▶ _ACTIVITY_:
Starting at the first line, copy the data below through to the end, exactly.

◇ ◇ ◇ ◇ ◇

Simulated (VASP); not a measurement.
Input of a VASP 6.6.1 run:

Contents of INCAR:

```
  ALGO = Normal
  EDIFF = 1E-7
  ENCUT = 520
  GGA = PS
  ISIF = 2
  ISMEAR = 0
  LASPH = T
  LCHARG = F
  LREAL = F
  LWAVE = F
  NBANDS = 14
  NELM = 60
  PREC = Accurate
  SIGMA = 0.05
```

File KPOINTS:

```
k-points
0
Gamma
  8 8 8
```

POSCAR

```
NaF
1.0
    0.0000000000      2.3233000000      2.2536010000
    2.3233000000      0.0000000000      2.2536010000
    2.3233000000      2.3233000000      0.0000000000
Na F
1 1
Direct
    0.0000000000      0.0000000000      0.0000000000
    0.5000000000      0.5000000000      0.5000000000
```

◇ ◇ ◇ ◇ ◇

▶ _RESULT_:
Simulated (VASP); not a measurement.
Input of a VASP 6.6.1 run:

Contents of INCAR:

```
  ALGO = Normal
  EDIFF = 1E-7
  ENCUT = 520
  GGA = PS
  ISIF = 2
  ISMEAR = 0
  LASPH = T
  LCHARG = F
  LREAL = F
  LWAVE = F
  NBANDS = 14
  NELM = 60
  PREC = Accurate
  SIGMA = 0.05
```

File KPOINTS:

```
k-points
0
Gamma
  8 8 8
```

POSCAR

```
NaF
1.0
    0.0000000000      2.3233000000      2.2536010000
    2.3233000000      0.0000000000      2.2536010000
    2.3233000000      2.3233000000      0.0000000000
Na F
1 1
Direct
    0.0000000000      0.0000000000      0.0000000000
    0.5000000000      0.5000000000      0.5000000000
```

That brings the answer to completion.